▶ [WORK TASK]:
Down to the last line, copy the records below without any change.

INFORMATION PROVIDED Block Start

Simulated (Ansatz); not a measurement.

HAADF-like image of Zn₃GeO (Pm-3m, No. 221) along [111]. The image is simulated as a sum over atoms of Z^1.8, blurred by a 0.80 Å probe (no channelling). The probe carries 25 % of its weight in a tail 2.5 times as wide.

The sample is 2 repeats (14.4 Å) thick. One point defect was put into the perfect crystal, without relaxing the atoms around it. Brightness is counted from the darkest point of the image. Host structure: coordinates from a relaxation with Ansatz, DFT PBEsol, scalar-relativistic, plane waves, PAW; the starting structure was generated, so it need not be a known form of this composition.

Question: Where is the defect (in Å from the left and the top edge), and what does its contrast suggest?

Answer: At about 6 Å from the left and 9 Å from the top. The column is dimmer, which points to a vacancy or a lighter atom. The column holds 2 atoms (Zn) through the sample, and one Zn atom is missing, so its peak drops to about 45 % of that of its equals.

INFORMATION PROVIDED Block End

▶ [RESPONSE]:
Simulated (Ansatz); not a measurement.

HAADF-like image of Zn₃GeO (Pm-3m, No. 221) along [111]. The image is simulated as a sum over atoms of Z^1.8, blurred by a 0.80 Å probe (no channelling). The probe carries 25 % of its weight in a tail 2.5 times as wide.

The sample is 2 repeats (14.4 Å) thick. One point defect was put into the perfect crystal, without relaxing the atoms around it. Brightness is counted from the darkest point of the image. Host structure: coordinates from a relaxation with Ansatz, DFT PBEsol, scalar-relativistic, plane waves, PAW; the starting structure was generated, so it need not be a known form of this composition.

Question: Where is the defect (in Å from the left and the top edge), and what does its contrast suggest?

Answer: At about 6 Å from the left and 9 Å from the top. The column is dimmer, which points to a vacancy or a lighter atom. The column holds 2 atoms (Zn) through the sample, and one Zn atom is missing, so its peak drops to about 45 % of that of its equals.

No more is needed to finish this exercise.